◆ EXTRACTED DATA:
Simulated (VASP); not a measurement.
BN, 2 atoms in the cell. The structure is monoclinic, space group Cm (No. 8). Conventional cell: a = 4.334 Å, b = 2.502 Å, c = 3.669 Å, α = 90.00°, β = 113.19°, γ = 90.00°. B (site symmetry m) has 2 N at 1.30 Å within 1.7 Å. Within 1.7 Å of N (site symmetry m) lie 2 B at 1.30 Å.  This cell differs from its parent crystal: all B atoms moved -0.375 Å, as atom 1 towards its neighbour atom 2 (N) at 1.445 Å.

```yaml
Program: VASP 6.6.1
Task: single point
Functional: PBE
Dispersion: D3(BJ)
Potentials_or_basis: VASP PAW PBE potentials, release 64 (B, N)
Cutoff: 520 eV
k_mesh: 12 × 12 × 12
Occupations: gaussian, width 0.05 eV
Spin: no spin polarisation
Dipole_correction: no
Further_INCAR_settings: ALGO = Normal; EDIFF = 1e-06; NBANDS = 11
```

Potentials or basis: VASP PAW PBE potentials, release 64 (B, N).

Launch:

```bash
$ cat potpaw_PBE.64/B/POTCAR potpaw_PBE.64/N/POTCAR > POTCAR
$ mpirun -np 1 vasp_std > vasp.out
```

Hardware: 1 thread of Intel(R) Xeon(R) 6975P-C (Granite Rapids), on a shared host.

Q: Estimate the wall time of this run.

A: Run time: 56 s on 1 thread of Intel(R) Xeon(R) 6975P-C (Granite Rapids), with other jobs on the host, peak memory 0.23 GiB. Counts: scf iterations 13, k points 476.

◆ TASK ITEM: Look above for the line holding "Potentials or basis: VASP" and the line holding "Q: Estimate the wall time of this run.". Retype both, and every line between them, word for word and nothing else.

◆ ANSWER SECTION:
Potentials or basis: VASP PAW PBE potentials, release 64 (B, N).

Launch:

```bash
$ cat potpaw_PBE.64/B/POTCAR potpaw_PBE.64/N/POTCAR > POTCAR
$ mpirun -np 1 vasp_std > vasp.out
```

Hardware: 1 thread of Intel(R) Xeon(R) 6975P-C (Granite Rapids), on a shared host.

Q: Estimate the wall time of this run.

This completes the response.